Reproduce exactly the lines that run from the start of the records below to the line with "4. From the", inclusive.

DATA EXCERPTS |

======

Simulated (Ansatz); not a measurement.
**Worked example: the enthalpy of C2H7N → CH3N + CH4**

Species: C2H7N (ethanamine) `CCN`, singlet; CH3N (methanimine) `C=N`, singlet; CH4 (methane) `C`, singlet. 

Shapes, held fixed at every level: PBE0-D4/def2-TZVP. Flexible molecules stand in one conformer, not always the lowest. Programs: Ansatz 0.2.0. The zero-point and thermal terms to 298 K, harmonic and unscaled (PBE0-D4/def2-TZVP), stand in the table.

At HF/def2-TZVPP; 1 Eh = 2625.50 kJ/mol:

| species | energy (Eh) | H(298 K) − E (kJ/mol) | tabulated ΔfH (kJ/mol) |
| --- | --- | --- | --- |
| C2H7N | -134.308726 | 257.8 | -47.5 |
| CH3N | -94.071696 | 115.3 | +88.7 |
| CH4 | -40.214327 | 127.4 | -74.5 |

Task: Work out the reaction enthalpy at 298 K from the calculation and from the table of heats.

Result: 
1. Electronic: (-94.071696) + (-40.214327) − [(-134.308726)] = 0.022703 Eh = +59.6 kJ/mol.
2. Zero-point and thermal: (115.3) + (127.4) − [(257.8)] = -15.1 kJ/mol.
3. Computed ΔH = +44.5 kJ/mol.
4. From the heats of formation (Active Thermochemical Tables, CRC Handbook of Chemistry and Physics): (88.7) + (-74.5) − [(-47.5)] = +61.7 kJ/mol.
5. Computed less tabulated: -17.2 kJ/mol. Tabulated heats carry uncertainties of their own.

======

RESPONSE AREA |
Simulated (Ansatz); not a measurement.
**Worked example: the enthalpy of C2H7N → CH3N + CH4**

Species: C2H7N (ethanamine) `CCN`, singlet; CH3N (methanimine) `C=N`, singlet; CH4 (methane) `C`, singlet. 

Shapes, held fixed at every level: PBE0-D4/def2-TZVP. Flexible molecules stand in one conformer, not always the lowest. Programs: Ansatz 0.2.0. The zero-point and thermal terms to 298 K, harmonic and unscaled (PBE0-D4/def2-TZVP), stand in the table.

At HF/def2-TZVPP; 1 Eh = 2625.50 kJ/mol:

| species | energy (Eh) | H(298 K) − E (kJ/mol) | tabulated ΔfH (kJ/mol) |
| --- | --- | --- | --- |
| C2H7N | -134.308726 | 257.8 | -47.5 |
| CH3N | -94.071696 | 115.3 | +88.7 |
| CH4 | -40.214327 | 127.4 | -74.5 |

Task: Work out the reaction enthalpy at 298 K from the calculation and from the table of heats.

Result: 
1. Electronic: (-94.071696) + (-40.214327) − [(-134.308726)] = 0.022703 Eh = +59.6 kJ/mol.
2. Zero-point and thermal: (115.3) + (127.4) − [(257.8)] = -15.1 kJ/mol.
3. Computed ΔH = +44.5 kJ/mol.
4. From the heats of formation (Active Thermochemical Tables, CRC Handbook of Chemistry and Physics): (88.7) + (-74.5) − [(-47.5)] = +61.7 kJ/mol.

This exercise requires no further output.